• [ASSIGNED TASK]: Word for word, retype the first line of the records and every following line through the one containing "Wall time 31".

• [RECORD EXTRACTS]:
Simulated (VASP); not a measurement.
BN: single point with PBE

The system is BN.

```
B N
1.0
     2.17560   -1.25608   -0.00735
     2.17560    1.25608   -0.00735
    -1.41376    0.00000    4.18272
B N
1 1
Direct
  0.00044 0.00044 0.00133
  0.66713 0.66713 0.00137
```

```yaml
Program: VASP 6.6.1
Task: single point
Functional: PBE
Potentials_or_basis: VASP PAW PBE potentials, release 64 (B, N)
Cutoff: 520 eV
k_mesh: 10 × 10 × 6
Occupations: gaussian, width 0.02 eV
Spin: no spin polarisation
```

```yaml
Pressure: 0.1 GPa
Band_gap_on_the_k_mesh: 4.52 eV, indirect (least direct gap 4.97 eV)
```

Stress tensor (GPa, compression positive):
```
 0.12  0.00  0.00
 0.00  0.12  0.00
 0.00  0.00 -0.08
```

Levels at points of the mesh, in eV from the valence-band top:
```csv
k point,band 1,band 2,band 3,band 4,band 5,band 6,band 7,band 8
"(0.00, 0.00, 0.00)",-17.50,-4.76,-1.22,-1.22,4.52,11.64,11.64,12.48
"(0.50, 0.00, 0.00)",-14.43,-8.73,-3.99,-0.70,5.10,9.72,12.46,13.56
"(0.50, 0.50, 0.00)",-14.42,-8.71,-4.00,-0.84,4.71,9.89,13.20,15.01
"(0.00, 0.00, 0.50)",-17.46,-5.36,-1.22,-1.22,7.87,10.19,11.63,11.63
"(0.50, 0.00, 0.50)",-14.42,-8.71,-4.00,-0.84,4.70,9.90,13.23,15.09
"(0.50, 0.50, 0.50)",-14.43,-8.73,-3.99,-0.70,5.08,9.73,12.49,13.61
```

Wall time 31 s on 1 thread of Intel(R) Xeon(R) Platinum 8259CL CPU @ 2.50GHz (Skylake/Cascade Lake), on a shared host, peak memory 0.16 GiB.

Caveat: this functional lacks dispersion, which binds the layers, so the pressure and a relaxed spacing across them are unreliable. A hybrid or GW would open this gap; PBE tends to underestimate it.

• [PROBLEM SOLUTION]:
Simulated (VASP); not a measurement.
BN: single point with PBE

The system is BN.

```
B N
1.0
     2.17560   -1.25608   -0.00735
     2.17560    1.25608   -0.00735
    -1.41376    0.00000    4.18272
B N
1 1
Direct
  0.00044 0.00044 0.00133
  0.66713 0.66713 0.00137
```

```yaml
Program: VASP 6.6.1
Task: single point
Functional: PBE
Potentials_or_basis: VASP PAW PBE potentials, release 64 (B, N)
Cutoff: 520 eV
k_mesh: 10 × 10 × 6
Occupations: gaussian, width 0.02 eV
Spin: no spin polarisation
```

```yaml
Pressure: 0.1 GPa
Band_gap_on_the_k_mesh: 4.52 eV, indirect (least direct gap 4.97 eV)
```

Stress tensor (GPa, compression positive):
```
 0.12  0.00  0.00
 0.00  0.12  0.00
 0.00  0.00 -0.08
```

Levels at points of the mesh, in eV from the valence-band top:
```csv
k point,band 1,band 2,band 3,band 4,band 5,band 6,band 7,band 8
"(0.00, 0.00, 0.00)",-17.50,-4.76,-1.22,-1.22,4.52,11.64,11.64,12.48
"(0.50, 0.00, 0.00)",-14.43,-8.73,-3.99,-0.70,5.10,9.72,12.46,13.56
"(0.50, 0.50, 0.00)",-14.42,-8.71,-4.00,-0.84,4.71,9.89,13.20,15.01
"(0.00, 0.00, 0.50)",-17.46,-5.36,-1.22,-1.22,7.87,10.19,11.63,11.63
"(0.50, 0.00, 0.50)",-14.42,-8.71,-4.00,-0.84,4.70,9.90,13.23,15.09
"(0.50, 0.50, 0.50)",-14.43,-8.73,-3.99,-0.70,5.08,9.73,12.49,13.61
```

Wall time 31 s on 1 thread of Intel(R) Xeon(R) Platinum 8259CL CPU @ 2.50GHz (Skylake/Cascade Lake), on a shared host, peak memory 0.16 GiB.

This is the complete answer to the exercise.